####################

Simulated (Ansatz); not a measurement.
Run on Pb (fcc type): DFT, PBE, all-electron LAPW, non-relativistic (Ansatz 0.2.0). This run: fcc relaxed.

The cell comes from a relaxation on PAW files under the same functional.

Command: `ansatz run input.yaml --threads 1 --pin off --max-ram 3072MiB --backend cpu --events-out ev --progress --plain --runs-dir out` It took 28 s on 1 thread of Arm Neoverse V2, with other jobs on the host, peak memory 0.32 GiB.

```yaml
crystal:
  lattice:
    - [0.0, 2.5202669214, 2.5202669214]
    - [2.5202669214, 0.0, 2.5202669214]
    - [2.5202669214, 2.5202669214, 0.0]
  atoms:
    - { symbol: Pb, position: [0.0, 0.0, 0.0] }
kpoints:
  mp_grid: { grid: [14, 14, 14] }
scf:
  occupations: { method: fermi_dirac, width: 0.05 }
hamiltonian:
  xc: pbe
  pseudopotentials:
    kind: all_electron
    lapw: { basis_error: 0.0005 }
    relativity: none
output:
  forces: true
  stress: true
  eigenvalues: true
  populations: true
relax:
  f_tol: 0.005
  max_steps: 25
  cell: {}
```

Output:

####################

§ **ASSIGNED TASK**
Exact reproduction is required: output the lines from the start of the entries above through the line with "The cell comes".

§ **RESPONSE**
Simulated (Ansatz); not a measurement.
Run on Pb (fcc type): DFT, PBE, all-electron LAPW, non-relativistic (Ansatz 0.2.0). This run: fcc relaxed.

The cell comes from a relaxation on PAW files under the same functional.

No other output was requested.